*** Opening Dataset content ***
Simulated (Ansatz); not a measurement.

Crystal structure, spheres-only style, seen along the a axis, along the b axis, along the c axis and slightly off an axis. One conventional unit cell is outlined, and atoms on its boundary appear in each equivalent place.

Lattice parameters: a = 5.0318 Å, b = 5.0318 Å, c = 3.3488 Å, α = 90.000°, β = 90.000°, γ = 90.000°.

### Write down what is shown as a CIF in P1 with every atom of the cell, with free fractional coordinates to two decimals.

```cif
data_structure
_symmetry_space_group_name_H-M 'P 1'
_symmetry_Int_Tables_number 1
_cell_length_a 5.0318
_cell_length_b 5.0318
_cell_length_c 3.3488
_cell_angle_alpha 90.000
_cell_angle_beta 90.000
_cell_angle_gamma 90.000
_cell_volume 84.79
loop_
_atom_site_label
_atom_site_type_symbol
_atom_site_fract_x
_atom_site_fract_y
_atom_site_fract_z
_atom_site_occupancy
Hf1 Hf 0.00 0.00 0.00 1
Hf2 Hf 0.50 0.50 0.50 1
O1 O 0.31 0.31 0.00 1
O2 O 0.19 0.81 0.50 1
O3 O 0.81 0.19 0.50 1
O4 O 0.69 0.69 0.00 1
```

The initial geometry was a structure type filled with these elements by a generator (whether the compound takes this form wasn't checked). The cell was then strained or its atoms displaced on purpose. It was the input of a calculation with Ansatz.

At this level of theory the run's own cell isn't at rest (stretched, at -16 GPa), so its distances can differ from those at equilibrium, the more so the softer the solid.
*** Closing Dataset content ***

(Exercise): Begin at the first line of the records above and restate each line word for word, stopping after the line with "Lattice parameters: a".

(Response):
Simulated (Ansatz); not a measurement.

Crystal structure, spheres-only style, seen along the a axis, along the b axis, along the c axis and slightly off an axis. One conventional unit cell is outlined, and atoms on its boundary appear in each equivalent place.

Lattice parameters: a = 5.0318 Å, b = 5.0318 Å, c = 3.3488 Å, α = 90.000°, β = 90.000°, γ = 90.000°.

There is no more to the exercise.